Work order – Please output exactly the part of the records below that opens with the line containing "It is one of" and closes with the line containing "What changed between the two?", both lines included, and nothing else.

------------------------------------------------------------------------

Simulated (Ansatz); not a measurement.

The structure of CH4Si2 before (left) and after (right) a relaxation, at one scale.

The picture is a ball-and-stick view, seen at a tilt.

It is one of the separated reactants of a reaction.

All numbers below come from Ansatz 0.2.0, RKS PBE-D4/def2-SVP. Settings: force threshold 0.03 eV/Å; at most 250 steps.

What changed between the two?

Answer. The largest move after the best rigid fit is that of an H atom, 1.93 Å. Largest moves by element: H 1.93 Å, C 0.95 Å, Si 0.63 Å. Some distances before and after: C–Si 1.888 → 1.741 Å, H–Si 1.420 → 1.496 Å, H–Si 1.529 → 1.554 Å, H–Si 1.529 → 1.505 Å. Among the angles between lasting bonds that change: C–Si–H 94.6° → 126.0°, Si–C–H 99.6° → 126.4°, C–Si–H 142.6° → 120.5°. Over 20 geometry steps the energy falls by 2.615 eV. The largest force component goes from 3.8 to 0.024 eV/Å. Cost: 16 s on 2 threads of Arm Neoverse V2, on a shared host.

------------------------------------------------------------------------

Response area –
It is one of the separated reactants of a reaction.

All numbers below come from Ansatz 0.2.0, RKS PBE-D4/def2-SVP. Settings: force threshold 0.03 eV/Å; at most 250 steps.

What changed between the two?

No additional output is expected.